# Requirement:
Stopping right after the line with "less VASP |", please reproduce the material below exactly from its first line.

# Data for review:
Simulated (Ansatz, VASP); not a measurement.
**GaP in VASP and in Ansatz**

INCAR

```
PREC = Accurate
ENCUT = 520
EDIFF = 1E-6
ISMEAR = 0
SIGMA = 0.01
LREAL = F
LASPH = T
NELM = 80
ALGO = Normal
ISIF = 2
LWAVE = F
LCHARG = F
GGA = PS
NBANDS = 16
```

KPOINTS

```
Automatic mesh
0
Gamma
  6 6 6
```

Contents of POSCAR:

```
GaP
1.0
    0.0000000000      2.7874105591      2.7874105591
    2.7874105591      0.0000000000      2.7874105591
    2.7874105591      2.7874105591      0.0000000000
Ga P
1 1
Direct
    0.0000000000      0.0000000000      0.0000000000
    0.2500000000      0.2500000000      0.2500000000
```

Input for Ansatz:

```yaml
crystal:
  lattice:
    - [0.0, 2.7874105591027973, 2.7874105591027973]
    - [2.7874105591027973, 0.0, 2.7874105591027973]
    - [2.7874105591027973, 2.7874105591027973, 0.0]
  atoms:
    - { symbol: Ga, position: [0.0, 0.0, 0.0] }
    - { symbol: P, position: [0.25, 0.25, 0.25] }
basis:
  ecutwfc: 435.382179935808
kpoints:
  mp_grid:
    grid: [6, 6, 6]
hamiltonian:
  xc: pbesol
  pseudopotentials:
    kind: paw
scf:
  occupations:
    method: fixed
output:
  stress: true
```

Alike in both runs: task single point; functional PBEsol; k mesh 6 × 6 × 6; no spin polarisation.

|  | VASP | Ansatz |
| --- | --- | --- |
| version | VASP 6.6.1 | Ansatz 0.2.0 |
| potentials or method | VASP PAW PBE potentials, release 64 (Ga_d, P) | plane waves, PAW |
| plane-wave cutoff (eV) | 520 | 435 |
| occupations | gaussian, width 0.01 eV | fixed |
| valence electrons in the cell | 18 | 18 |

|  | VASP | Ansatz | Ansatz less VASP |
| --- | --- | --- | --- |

# Answer area:
Simulated (Ansatz, VASP); not a measurement.
**GaP in VASP and in Ansatz**

INCAR

```
PREC = Accurate
ENCUT = 520
EDIFF = 1E-6
ISMEAR = 0
SIGMA = 0.01
LREAL = F
LASPH = T
NELM = 80
ALGO = Normal
ISIF = 2
LWAVE = F
LCHARG = F
GGA = PS
NBANDS = 16
```

KPOINTS

```
Automatic mesh
0
Gamma
  6 6 6
```

Contents of POSCAR:

```
GaP
1.0
    0.0000000000      2.7874105591      2.7874105591
    2.7874105591      0.0000000000      2.7874105591
    2.7874105591      2.7874105591      0.0000000000
Ga P
1 1
Direct
    0.0000000000      0.0000000000      0.0000000000
    0.2500000000      0.2500000000      0.2500000000
```

Input for Ansatz:

```yaml
crystal:
  lattice:
    - [0.0, 2.7874105591027973, 2.7874105591027973]
    - [2.7874105591027973, 0.0, 2.7874105591027973]
    - [2.7874105591027973, 2.7874105591027973, 0.0]
  atoms:
    - { symbol: Ga, position: [0.0, 0.0, 0.0] }
    - { symbol: P, position: [0.25, 0.25, 0.25] }
basis:
  ecutwfc: 435.382179935808
kpoints:
  mp_grid:
    grid: [6, 6, 6]
hamiltonian:
  xc: pbesol
  pseudopotentials:
    kind: paw
scf:
  occupations:
    method: fixed
output:
  stress: true
```

Alike in both runs: task single point; functional PBEsol; k mesh 6 × 6 × 6; no spin polarisation.

|  | VASP | Ansatz |
| --- | --- | --- |
| version | VASP 6.6.1 | Ansatz 0.2.0 |
| potentials or method | VASP PAW PBE potentials, release 64 (Ga_d, P) | plane waves, PAW |
| plane-wave cutoff (eV) | 520 | 435 |
| occupations | gaussian, width 0.01 eV | fixed |
| valence electrons in the cell | 18 | 18 |

|  | VASP | Ansatz | Ansatz less VASP |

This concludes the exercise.